*** Opening of EXTRACTED ENTRIES ***

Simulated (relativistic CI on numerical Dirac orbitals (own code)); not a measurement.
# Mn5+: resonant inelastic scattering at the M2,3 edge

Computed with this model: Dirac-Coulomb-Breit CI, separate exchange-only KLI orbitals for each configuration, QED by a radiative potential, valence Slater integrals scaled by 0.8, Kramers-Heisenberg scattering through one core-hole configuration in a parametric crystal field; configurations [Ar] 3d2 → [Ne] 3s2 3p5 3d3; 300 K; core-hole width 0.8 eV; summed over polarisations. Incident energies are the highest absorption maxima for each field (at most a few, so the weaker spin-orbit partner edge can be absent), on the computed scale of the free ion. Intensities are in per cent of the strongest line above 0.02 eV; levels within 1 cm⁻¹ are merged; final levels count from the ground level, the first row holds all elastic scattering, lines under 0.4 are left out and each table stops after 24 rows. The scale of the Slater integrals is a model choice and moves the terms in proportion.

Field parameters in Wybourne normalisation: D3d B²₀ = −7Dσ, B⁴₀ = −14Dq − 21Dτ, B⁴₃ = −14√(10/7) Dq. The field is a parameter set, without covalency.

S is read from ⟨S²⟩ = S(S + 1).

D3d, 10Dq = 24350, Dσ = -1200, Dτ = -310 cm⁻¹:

*** Close of EXTRACTED ENTRIES ***

The required output is every line above from the one with "Field parameters in" down to the one with "S is read from ⟨S²⟩ = S(S + 1).", restated word for word, ends included.

**REPLY:**
Field parameters in Wybourne normalisation: D3d B²₀ = −7Dσ, B⁴₀ = −14Dq − 21Dτ, B⁴₃ = −14√(10/7) Dq. The field is a parameter set, without covalency.

S is read from ⟨S²⟩ = S(S + 1).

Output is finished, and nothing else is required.